_Required action_
Repeat exactly, please, the lines that begin at the start of the listing and end at the line holding "Mean temperature of".

_Provided data_
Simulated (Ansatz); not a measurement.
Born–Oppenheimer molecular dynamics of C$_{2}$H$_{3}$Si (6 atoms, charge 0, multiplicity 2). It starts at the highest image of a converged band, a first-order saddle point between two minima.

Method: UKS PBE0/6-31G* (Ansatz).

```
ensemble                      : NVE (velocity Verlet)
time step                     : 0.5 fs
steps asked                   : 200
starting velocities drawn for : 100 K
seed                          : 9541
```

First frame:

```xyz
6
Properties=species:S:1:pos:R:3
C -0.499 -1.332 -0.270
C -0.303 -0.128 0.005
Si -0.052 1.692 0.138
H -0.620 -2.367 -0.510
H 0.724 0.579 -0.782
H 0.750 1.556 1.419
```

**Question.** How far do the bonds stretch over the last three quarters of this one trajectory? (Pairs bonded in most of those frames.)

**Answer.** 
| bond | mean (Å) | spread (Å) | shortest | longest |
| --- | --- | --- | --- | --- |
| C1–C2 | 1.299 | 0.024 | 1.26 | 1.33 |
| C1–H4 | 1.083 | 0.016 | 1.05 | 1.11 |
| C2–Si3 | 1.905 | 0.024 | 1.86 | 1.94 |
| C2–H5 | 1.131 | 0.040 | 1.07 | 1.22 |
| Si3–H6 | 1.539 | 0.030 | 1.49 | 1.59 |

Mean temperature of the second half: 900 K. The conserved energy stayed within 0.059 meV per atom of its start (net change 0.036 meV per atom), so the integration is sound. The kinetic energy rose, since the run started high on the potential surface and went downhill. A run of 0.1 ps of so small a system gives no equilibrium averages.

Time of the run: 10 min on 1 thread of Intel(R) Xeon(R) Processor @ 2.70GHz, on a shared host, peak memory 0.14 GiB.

_Task answer_
Simulated (Ansatz); not a measurement.
Born–Oppenheimer molecular dynamics of C$_{2}$H$_{3}$Si (6 atoms, charge 0, multiplicity 2). It starts at the highest image of a converged band, a first-order saddle point between two minima.

Method: UKS PBE0/6-31G* (Ansatz).

```
ensemble                      : NVE (velocity Verlet)
time step                     : 0.5 fs
steps asked                   : 200
starting velocities drawn for : 100 K
seed                          : 9541
```

First frame:

```xyz
6
Properties=species:S:1:pos:R:3
C -0.499 -1.332 -0.270
C -0.303 -0.128 0.005
Si -0.052 1.692 0.138
H -0.620 -2.367 -0.510
H 0.724 0.579 -0.782
H 0.750 1.556 1.419
```

**Question.** How far do the bonds stretch over the last three quarters of this one trajectory? (Pairs bonded in most of those frames.)

**Answer.** 
| bond | mean (Å) | spread (Å) | shortest | longest |
| --- | --- | --- | --- | --- |
| C1–C2 | 1.299 | 0.024 | 1.26 | 1.33 |
| C1–H4 | 1.083 | 0.016 | 1.05 | 1.11 |
| C2–Si3 | 1.905 | 0.024 | 1.86 | 1.94 |
| C2–H5 | 1.131 | 0.040 | 1.07 | 1.22 |
| Si3–H6 | 1.539 | 0.030 | 1.49 | 1.59 |

Mean temperature of the second half: 900 K. The conserved energy stayed within 0.059 meV per atom of its start (net change 0.036 meV per atom), so the integration is sound. The kinetic energy rose, since the run started high on the potential surface and went downhill. A run of 0.1 ps of so small a system gives no equilibrium averages.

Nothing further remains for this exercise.